**Work item**.
Look through the material below and copy exactly the lines from the line with "# Formation enthalpy" to the line with "compiled thermochemistry |", those two lines included.

**Source information**.
▶
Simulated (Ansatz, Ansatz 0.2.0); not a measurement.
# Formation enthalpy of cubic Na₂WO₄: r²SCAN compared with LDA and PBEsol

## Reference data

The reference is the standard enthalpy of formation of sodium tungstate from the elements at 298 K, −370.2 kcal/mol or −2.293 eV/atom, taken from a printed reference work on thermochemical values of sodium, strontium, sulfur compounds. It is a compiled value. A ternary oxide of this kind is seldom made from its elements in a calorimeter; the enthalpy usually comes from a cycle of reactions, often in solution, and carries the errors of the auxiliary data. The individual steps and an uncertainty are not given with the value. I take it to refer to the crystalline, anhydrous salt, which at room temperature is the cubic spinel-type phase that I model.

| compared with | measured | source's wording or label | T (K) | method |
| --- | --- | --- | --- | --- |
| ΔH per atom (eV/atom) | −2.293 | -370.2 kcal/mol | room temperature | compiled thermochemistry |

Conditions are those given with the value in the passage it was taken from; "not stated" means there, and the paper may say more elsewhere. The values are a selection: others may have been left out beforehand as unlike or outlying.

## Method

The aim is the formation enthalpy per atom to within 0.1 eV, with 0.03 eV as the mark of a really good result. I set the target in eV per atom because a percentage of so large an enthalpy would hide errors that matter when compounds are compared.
◀

**Task result**.
# Formation enthalpy of cubic Na₂WO₄: r²SCAN compared with LDA and PBEsol

## Reference data

The reference is the standard enthalpy of formation of sodium tungstate from the elements at 298 K, −370.2 kcal/mol or −2.293 eV/atom, taken from a printed reference work on thermochemical values of sodium, strontium, sulfur compounds. It is a compiled value. A ternary oxide of this kind is seldom made from its elements in a calorimeter; the enthalpy usually comes from a cycle of reactions, often in solution, and carries the errors of the auxiliary data. The individual steps and an uncertainty are not given with the value. I take it to refer to the crystalline, anhydrous salt, which at room temperature is the cubic spinel-type phase that I model.

| compared with | measured | source's wording or label | T (K) | method |
| --- | --- | --- | --- | --- |
| ΔH per atom (eV/atom) | −2.293 | -370.2 kcal/mol | room temperature | compiled thermochemistry |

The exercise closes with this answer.